* **ACTION ITEM**
Reproduce exactly the lines from the top of the records below through the line holding "Potentials or basis: VASP".

+++

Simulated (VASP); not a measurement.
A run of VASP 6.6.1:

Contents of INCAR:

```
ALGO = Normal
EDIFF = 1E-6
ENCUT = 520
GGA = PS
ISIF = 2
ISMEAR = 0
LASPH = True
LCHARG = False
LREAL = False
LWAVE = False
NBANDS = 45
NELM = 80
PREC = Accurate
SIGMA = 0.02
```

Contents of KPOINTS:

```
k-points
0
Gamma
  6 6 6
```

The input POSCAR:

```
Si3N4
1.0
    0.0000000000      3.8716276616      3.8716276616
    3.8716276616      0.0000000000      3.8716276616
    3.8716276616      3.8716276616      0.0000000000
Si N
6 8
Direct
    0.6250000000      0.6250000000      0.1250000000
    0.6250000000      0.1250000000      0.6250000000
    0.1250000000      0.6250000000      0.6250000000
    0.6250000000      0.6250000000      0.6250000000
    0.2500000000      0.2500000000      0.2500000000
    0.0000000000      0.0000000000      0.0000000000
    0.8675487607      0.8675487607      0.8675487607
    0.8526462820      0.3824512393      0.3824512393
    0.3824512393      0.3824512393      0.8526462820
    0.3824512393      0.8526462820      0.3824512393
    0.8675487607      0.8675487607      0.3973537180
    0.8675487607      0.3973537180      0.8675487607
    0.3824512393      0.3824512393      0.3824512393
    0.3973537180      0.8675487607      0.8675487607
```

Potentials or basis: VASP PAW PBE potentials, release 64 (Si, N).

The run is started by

+++

* **EXERCISE ANSWER**
Simulated (VASP); not a measurement.
A run of VASP 6.6.1:

Contents of INCAR:

```
ALGO = Normal
EDIFF = 1E-6
ENCUT = 520
GGA = PS
ISIF = 2
ISMEAR = 0
LASPH = True
LCHARG = False
LREAL = False
LWAVE = False
NBANDS = 45
NELM = 80
PREC = Accurate
SIGMA = 0.02
```

Contents of KPOINTS:

```
k-points
0
Gamma
  6 6 6
```

The input POSCAR:

```
Si3N4
1.0
    0.0000000000      3.8716276616      3.8716276616
    3.8716276616      0.0000000000      3.8716276616
    3.8716276616      3.8716276616      0.0000000000
Si N
6 8
Direct
    0.6250000000      0.6250000000      0.1250000000
    0.6250000000      0.1250000000      0.6250000000
    0.1250000000      0.6250000000      0.6250000000
    0.6250000000      0.6250000000      0.6250000000
    0.2500000000      0.2500000000      0.2500000000
    0.0000000000      0.0000000000      0.0000000000
    0.8675487607      0.8675487607      0.8675487607
    0.8526462820      0.3824512393      0.3824512393
    0.3824512393      0.3824512393      0.8526462820
    0.3824512393      0.8526462820      0.3824512393
    0.8675487607      0.8675487607      0.3973537180
    0.8675487607      0.3973537180      0.8675487607
    0.3824512393      0.3824512393      0.3824512393
    0.3973537180      0.8675487607      0.8675487607
```

Potentials or basis: VASP PAW PBE potentials, release 64 (Si, N).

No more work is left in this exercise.